--- Work task ---
Your answer must be the records below, reproduced exactly.

===== Stored data =====
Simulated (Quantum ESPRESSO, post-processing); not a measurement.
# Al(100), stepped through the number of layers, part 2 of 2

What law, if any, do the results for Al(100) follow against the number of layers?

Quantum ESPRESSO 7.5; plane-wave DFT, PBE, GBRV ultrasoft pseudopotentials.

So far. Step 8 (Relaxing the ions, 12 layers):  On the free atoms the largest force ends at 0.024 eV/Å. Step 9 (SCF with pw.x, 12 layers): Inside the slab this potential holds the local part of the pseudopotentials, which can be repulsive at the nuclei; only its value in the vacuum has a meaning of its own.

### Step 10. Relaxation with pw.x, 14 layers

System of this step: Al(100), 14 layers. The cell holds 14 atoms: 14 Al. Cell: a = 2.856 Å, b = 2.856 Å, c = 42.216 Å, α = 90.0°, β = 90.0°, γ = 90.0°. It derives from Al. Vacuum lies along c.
=====

--- Problem solution ---
Simulated (Quantum ESPRESSO, post-processing); not a measurement.
# Al(100), stepped through the number of layers, part 2 of 2

What law, if any, do the results for Al(100) follow against the number of layers?

Quantum ESPRESSO 7.5; plane-wave DFT, PBE, GBRV ultrasoft pseudopotentials.

So far. Step 8 (Relaxing the ions, 12 layers):  On the free atoms the largest force ends at 0.024 eV/Å. Step 9 (SCF with pw.x, 12 layers): Inside the slab this potential holds the local part of the pseudopotentials, which can be repulsive at the nuclei; only its value in the vacuum has a meaning of its own.

### Step 10. Relaxation with pw.x, 14 layers

System of this step: Al(100), 14 layers. The cell holds 14 atoms: 14 Al. Cell: a = 2.856 Å, b = 2.856 Å, c = 42.216 Å, α = 90.0°, β = 90.0°, γ = 90.0°. It derives from Al. Vacuum lies along c.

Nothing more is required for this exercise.